#### BRIEF:
From the first line of the data below through the line holding "- O4: 238.8 ppm, oxygen bonded to C, Si", write out each line exactly as it stands.

======== RAW DATA

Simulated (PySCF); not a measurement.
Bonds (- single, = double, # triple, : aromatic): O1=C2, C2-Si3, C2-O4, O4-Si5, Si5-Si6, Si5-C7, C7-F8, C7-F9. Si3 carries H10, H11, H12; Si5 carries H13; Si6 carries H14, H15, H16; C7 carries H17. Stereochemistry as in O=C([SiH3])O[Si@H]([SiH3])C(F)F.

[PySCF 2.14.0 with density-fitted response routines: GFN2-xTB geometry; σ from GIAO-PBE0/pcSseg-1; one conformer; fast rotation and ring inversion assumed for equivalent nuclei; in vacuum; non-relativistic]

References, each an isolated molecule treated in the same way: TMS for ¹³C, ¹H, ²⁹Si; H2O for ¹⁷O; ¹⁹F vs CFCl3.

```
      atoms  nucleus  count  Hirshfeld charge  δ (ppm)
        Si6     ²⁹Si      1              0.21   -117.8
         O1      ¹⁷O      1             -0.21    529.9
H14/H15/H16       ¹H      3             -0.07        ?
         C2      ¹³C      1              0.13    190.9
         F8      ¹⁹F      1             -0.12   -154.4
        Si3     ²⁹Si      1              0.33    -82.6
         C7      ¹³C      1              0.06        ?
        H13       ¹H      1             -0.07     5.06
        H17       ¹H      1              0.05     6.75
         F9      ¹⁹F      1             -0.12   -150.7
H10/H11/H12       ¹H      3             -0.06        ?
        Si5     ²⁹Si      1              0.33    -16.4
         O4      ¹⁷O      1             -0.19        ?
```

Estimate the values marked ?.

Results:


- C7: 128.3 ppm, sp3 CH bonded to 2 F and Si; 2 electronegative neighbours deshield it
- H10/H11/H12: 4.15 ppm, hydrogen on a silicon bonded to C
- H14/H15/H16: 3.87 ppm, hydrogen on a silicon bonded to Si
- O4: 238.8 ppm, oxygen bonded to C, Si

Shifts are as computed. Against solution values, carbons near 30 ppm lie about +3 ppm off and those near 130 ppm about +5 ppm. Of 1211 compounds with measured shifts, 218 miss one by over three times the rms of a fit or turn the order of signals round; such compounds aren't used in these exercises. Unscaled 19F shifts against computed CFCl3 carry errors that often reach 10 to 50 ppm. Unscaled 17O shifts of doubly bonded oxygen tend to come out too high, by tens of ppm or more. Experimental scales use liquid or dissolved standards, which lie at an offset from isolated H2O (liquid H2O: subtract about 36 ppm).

================

#### WRITTEN REPLY:
Simulated (PySCF); not a measurement.
Bonds (- single, = double, # triple, : aromatic): O1=C2, C2-Si3, C2-O4, O4-Si5, Si5-Si6, Si5-C7, C7-F8, C7-F9. Si3 carries H10, H11, H12; Si5 carries H13; Si6 carries H14, H15, H16; C7 carries H17. Stereochemistry as in O=C([SiH3])O[Si@H]([SiH3])C(F)F.

[PySCF 2.14.0 with density-fitted response routines: GFN2-xTB geometry; σ from GIAO-PBE0/pcSseg-1; one conformer; fast rotation and ring inversion assumed for equivalent nuclei; in vacuum; non-relativistic]

References, each an isolated molecule treated in the same way: TMS for ¹³C, ¹H, ²⁹Si; H2O for ¹⁷O; ¹⁹F vs CFCl3.

```
      atoms  nucleus  count  Hirshfeld charge  δ (ppm)
        Si6     ²⁹Si      1              0.21   -117.8
         O1      ¹⁷O      1             -0.21    529.9
H14/H15/H16       ¹H      3             -0.07        ?
         C2      ¹³C      1              0.13    190.9
         F8      ¹⁹F      1             -0.12   -154.4
        Si3     ²⁹Si      1              0.33    -82.6
         C7      ¹³C      1              0.06        ?
        H13       ¹H      1             -0.07     5.06
        H17       ¹H      1              0.05     6.75
         F9      ¹⁹F      1             -0.12   -150.7
H10/H11/H12       ¹H      3             -0.06        ?
        Si5     ²⁹Si      1              0.33    -16.4
         O4      ¹⁷O      1             -0.19        ?
```

Estimate the values marked ?.

Results:


- C7: 128.3 ppm, sp3 CH bonded to 2 F and Si; 2 electronegative neighbours deshield it
- H10/H11/H12: 4.15 ppm, hydrogen on a silicon bonded to C
- H14/H15/H16: 3.87 ppm, hydrogen on a silicon bonded to Si
- O4: 238.8 ppm, oxygen bonded to C, Si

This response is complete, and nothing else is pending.